Using the records below, output the stretch that opens with the line containing "The job: settings" and closes with the line containing "The driver reads", exactly and including both lines, with nothing more.

---*---

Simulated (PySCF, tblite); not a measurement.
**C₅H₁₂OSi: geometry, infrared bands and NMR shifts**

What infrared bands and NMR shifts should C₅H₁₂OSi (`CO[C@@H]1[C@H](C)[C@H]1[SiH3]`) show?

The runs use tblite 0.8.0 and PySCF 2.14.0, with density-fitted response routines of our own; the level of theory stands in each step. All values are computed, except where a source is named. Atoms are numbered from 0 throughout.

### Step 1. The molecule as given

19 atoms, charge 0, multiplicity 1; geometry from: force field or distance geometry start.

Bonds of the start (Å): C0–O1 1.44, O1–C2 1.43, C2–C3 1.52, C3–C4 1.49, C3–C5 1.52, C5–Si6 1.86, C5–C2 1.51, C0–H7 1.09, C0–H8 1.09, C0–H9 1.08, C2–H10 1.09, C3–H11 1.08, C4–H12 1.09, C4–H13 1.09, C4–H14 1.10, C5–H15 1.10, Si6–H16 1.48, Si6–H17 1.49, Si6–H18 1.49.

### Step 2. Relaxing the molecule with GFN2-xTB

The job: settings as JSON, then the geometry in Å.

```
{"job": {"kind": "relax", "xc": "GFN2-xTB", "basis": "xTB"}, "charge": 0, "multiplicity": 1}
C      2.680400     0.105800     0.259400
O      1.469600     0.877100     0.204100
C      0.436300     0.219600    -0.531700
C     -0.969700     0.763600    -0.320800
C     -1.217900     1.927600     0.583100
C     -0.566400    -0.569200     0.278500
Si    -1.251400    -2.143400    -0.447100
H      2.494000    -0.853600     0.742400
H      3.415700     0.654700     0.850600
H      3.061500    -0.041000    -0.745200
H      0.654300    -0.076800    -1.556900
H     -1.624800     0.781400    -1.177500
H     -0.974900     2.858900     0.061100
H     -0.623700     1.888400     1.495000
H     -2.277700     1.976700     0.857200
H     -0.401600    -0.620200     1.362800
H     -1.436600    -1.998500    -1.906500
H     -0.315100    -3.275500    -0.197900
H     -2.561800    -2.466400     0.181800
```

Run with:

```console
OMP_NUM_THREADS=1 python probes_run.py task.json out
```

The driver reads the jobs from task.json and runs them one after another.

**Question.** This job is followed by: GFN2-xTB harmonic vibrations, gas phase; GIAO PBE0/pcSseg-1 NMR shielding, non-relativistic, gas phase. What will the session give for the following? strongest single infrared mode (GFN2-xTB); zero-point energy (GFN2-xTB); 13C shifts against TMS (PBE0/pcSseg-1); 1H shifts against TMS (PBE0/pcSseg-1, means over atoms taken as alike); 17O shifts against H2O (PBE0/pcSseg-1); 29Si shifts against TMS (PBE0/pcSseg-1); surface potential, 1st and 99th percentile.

---*---

[TASK RESULT]
The job: settings as JSON, then the geometry in Å.

```
{"job": {"kind": "relax", "xc": "GFN2-xTB", "basis": "xTB"}, "charge": 0, "multiplicity": 1}
C      2.680400     0.105800     0.259400
O      1.469600     0.877100     0.204100
C      0.436300     0.219600    -0.531700
C     -0.969700     0.763600    -0.320800
C     -1.217900     1.927600     0.583100
C     -0.566400    -0.569200     0.278500
Si    -1.251400    -2.143400    -0.447100
H      2.494000    -0.853600     0.742400
H      3.415700     0.654700     0.850600
H      3.061500    -0.041000    -0.745200
H      0.654300    -0.076800    -1.556900
H     -1.624800     0.781400    -1.177500
H     -0.974900     2.858900     0.061100
H     -0.623700     1.888400     1.495000
H     -2.277700     1.976700     0.857200
H     -0.401600    -0.620200     1.362800
H     -1.436600    -1.998500    -1.906500
H     -0.315100    -3.275500    -0.197900
H     -2.561800    -2.466400     0.181800
```

Run with:

```console
OMP_NUM_THREADS=1 python probes_run.py task.json out
```

The driver reads the jobs from task.json and runs them one after another.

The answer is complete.